ASSIGNED TASK: Treat the line containing "D. [Nb(F)2(NH2)3]" as the last one, and return every line exactly from the first line of the material below up to it.

====================
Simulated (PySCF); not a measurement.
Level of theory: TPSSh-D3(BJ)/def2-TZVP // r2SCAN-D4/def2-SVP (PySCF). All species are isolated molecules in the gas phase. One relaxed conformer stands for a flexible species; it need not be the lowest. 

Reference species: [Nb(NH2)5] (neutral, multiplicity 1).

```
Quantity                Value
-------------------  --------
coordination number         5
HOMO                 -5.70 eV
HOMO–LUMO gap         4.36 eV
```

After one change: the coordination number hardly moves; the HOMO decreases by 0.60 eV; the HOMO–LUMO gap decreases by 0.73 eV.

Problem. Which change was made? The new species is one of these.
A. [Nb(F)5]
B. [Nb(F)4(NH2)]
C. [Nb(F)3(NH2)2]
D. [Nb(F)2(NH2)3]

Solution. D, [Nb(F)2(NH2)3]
====================

WRITTEN SOLUTION:
Simulated (PySCF); not a measurement.
Level of theory: TPSSh-D3(BJ)/def2-TZVP // r2SCAN-D4/def2-SVP (PySCF). All species are isolated molecules in the gas phase. One relaxed conformer stands for a flexible species; it need not be the lowest. 

Reference species: [Nb(NH2)5] (neutral, multiplicity 1).

```
Quantity                Value
-------------------  --------
coordination number         5
HOMO                 -5.70 eV
HOMO–LUMO gap         4.36 eV
```

After one change: the coordination number hardly moves; the HOMO decreases by 0.60 eV; the HOMO–LUMO gap decreases by 0.73 eV.

Problem. Which change was made? The new species is one of these.
A. [Nb(F)5]
B. [Nb(F)4(NH2)]
C. [Nb(F)3(NH2)2]
D. [Nb(F)2(NH2)3]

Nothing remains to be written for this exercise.